» **Stored data**
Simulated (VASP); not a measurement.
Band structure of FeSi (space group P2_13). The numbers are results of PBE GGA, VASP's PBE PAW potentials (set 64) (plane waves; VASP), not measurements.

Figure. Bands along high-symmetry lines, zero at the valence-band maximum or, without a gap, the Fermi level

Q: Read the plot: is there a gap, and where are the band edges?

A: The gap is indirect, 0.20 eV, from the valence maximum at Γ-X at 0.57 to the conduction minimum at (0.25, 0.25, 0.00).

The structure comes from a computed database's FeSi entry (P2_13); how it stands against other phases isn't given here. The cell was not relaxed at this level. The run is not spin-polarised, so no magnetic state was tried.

» **Assignment**
In the listing above, the lines from the one containing "Q: Read the" through the one containing "A: The gap is" must be set down exactly, with no other lines.

» **Answer area**
Q: Read the plot: is there a gap, and where are the band edges?

A: The gap is indirect, 0.20 eV, from the valence maximum at Γ-X at 0.57 to the conduction minimum at (0.25, 0.25, 0.00).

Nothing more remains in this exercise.